■ ACTIVITY
Once you have reviewed the listing below, restate it word for word.

■ DATA LISTING
※

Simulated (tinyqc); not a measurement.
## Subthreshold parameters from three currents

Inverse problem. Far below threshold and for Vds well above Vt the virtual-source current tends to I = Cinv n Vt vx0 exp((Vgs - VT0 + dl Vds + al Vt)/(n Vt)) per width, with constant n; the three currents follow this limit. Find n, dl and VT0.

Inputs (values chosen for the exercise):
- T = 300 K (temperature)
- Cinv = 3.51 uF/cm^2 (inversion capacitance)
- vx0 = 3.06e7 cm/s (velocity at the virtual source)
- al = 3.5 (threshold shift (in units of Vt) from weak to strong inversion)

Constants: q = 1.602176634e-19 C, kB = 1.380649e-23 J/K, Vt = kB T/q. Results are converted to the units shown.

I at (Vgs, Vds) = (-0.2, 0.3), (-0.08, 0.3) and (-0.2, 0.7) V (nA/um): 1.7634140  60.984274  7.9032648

※

■ TASK SOLUTION
Simulated (tinyqc); not a measurement.
## Subthreshold parameters from three currents

Inverse problem. Far below threshold and for Vds well above Vt the virtual-source current tends to I = Cinv n Vt vx0 exp((Vgs - VT0 + dl Vds + al Vt)/(n Vt)) per width, with constant n; the three currents follow this limit. Find n, dl and VT0.

Inputs (values chosen for the exercise):
- T = 300 K (temperature)
- Cinv = 3.51 uF/cm^2 (inversion capacitance)
- vx0 = 3.06e7 cm/s (velocity at the virtual source)
- al = 3.5 (threshold shift (in units of Vt) from weak to strong inversion)

Constants: q = 1.602176634e-19 C, kB = 1.380649e-23 J/K, Vt = kB T/q. Results are converted to the units shown.

I at (Vgs, Vds) = (-0.2, 0.3), (-0.08, 0.3) and (-0.2, 0.7) V (nA/um): 1.7634140  60.984274  7.9032648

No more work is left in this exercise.